• [GIVEN INFORMATION]
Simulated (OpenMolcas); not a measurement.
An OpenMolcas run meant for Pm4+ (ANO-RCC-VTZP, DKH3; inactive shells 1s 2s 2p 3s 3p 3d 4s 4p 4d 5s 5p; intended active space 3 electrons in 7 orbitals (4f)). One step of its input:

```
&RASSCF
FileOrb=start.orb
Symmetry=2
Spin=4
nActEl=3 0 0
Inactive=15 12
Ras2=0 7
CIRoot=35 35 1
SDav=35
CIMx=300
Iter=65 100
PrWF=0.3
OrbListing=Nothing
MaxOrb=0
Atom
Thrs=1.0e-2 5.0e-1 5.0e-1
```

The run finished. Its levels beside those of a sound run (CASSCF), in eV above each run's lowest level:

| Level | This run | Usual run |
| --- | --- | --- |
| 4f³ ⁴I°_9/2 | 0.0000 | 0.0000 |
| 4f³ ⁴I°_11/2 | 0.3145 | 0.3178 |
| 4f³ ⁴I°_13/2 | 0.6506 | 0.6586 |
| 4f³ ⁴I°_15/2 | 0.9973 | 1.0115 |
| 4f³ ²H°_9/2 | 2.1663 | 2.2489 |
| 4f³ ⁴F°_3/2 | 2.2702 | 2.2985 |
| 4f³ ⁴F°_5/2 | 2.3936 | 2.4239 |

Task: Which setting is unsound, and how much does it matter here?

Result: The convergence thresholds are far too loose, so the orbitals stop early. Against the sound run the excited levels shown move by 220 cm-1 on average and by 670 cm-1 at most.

• [WORK REQUEST] Using the data above, reproduce exactly the lines between those holding "2.3936 | 2.4239 |" and "Task: Which setting", inclusive, and no others.

• [RESULT]
| 4f³ ⁴F°_5/2 | 2.3936 | 2.4239 |

Task: Which setting is unsound, and how much does it matter here?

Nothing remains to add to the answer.